BEGIN Records provided

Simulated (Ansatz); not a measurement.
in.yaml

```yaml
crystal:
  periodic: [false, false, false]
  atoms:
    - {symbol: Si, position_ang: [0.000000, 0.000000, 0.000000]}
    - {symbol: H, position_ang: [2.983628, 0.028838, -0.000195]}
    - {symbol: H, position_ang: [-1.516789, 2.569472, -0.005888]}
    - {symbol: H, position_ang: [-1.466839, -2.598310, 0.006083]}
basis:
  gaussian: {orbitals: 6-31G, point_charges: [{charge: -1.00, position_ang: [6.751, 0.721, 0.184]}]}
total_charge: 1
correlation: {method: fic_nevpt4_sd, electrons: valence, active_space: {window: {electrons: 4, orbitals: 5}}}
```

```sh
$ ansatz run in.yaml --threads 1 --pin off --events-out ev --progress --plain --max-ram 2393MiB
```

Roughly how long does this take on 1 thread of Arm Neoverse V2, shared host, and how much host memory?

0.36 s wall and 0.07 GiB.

END Records provided

▸ **Action item**: A complete, exact copy of the entries above is what is wanted.

▸ **Reply**:
Simulated (Ansatz); not a measurement.
in.yaml

```yaml
crystal:
  periodic: [false, false, false]
  atoms:
    - {symbol: Si, position_ang: [0.000000, 0.000000, 0.000000]}
    - {symbol: H, position_ang: [2.983628, 0.028838, -0.000195]}
    - {symbol: H, position_ang: [-1.516789, 2.569472, -0.005888]}
    - {symbol: H, position_ang: [-1.466839, -2.598310, 0.006083]}
basis:
  gaussian: {orbitals: 6-31G, point_charges: [{charge: -1.00, position_ang: [6.751, 0.721, 0.184]}]}
total_charge: 1
correlation: {method: fic_nevpt4_sd, electrons: valence, active_space: {window: {electrons: 4, orbitals: 5}}}
```

```sh
$ ansatz run in.yaml --threads 1 --pin off --events-out ev --progress --plain --max-ram 2393MiB
```

Roughly how long does this take on 1 thread of Arm Neoverse V2, shared host, and how much host memory?

0.36 s wall and 0.07 GiB.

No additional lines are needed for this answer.